_Extracted entries_:
□ □ □

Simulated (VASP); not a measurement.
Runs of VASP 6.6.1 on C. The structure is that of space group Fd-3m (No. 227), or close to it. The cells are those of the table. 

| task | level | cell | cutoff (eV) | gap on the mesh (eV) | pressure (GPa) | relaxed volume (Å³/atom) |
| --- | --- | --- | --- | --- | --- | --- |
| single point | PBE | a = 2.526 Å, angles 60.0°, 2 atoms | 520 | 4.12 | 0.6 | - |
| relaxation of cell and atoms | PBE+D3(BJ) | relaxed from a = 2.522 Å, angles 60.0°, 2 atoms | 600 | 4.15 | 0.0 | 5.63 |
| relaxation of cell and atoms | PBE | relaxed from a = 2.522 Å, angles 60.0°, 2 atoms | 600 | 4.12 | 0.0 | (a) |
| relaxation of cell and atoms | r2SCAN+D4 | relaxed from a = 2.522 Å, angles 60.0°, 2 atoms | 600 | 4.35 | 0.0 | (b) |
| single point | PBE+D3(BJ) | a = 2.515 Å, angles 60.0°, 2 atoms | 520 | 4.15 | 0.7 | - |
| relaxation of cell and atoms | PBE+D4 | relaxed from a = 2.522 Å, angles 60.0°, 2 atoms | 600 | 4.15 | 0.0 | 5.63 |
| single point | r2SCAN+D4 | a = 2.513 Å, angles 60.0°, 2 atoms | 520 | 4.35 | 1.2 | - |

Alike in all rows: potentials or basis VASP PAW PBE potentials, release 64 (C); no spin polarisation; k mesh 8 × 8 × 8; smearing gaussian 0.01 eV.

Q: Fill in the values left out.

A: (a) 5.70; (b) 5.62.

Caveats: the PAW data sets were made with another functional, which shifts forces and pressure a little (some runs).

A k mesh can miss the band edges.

□ □ □

_Work order_: Could you repeat exactly the lines in the listing above from the one with "4.35 | 1.2 | - |" down to the one with "Caveats: the PAW"? Include both of those lines.

_Solution_:
| single point | r2SCAN+D4 | a = 2.513 Å, angles 60.0°, 2 atoms | 520 | 4.35 | 1.2 | - |

Alike in all rows: potentials or basis VASP PAW PBE potentials, release 64 (C); no spin polarisation; k mesh 8 × 8 × 8; smearing gaussian 0.01 eV.

Q: Fill in the values left out.

A: (a) 5.70; (b) 5.62.

Caveats: the PAW data sets were made with another functional, which shifts forces and pressure a little (some runs).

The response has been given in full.